Required action — Set down exactly the lines below between the line holding "C. SMILES C=C(C#C[SiH2]C)CCl" and the line holding "All values are", inclusive; no other line belongs in the answer.

Recorded information —
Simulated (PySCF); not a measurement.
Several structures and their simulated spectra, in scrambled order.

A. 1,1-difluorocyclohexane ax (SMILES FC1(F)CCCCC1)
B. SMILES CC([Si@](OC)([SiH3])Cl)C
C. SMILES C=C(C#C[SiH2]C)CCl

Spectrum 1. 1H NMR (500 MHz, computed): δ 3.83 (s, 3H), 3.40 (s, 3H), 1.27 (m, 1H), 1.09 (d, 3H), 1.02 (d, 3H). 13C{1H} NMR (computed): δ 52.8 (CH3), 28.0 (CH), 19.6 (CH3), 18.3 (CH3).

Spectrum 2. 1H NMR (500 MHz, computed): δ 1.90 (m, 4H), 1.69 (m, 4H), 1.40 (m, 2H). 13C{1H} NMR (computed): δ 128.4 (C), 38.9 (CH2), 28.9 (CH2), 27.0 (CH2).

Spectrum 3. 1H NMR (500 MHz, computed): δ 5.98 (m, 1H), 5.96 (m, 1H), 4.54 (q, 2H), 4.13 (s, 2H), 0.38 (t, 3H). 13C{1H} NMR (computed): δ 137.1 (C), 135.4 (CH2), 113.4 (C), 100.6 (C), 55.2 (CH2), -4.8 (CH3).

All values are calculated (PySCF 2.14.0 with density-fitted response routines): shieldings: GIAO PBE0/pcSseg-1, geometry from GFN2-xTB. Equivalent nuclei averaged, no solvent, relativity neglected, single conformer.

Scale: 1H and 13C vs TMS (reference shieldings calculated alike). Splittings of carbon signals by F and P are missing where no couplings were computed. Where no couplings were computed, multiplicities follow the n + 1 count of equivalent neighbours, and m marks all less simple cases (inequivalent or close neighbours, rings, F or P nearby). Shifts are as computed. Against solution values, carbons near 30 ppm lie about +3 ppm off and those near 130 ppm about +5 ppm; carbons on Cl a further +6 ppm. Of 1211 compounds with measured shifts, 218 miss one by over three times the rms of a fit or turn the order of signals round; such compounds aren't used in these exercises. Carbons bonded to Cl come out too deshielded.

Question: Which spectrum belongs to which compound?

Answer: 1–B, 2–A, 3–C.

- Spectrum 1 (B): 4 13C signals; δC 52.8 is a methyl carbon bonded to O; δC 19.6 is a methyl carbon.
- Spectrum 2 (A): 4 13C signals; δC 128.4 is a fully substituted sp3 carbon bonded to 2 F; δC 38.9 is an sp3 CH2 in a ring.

Exercise response —
C. SMILES C=C(C#C[SiH2]C)CCl

Spectrum 1. 1H NMR (500 MHz, computed): δ 3.83 (s, 3H), 3.40 (s, 3H), 1.27 (m, 1H), 1.09 (d, 3H), 1.02 (d, 3H). 13C{1H} NMR (computed): δ 52.8 (CH3), 28.0 (CH), 19.6 (CH3), 18.3 (CH3).

Spectrum 2. 1H NMR (500 MHz, computed): δ 1.90 (m, 4H), 1.69 (m, 4H), 1.40 (m, 2H). 13C{1H} NMR (computed): δ 128.4 (C), 38.9 (CH2), 28.9 (CH2), 27.0 (CH2).

Spectrum 3. 1H NMR (500 MHz, computed): δ 5.98 (m, 1H), 5.96 (m, 1H), 4.54 (q, 2H), 4.13 (s, 2H), 0.38 (t, 3H). 13C{1H} NMR (computed): δ 137.1 (C), 135.4 (CH2), 113.4 (C), 100.6 (C), 55.2 (CH2), -4.8 (CH3).

All values are calculated (PySCF 2.14.0 with density-fitted response routines): shieldings: GIAO PBE0/pcSseg-1, geometry from GFN2-xTB. Equivalent nuclei averaged, no solvent, relativity neglected, single conformer.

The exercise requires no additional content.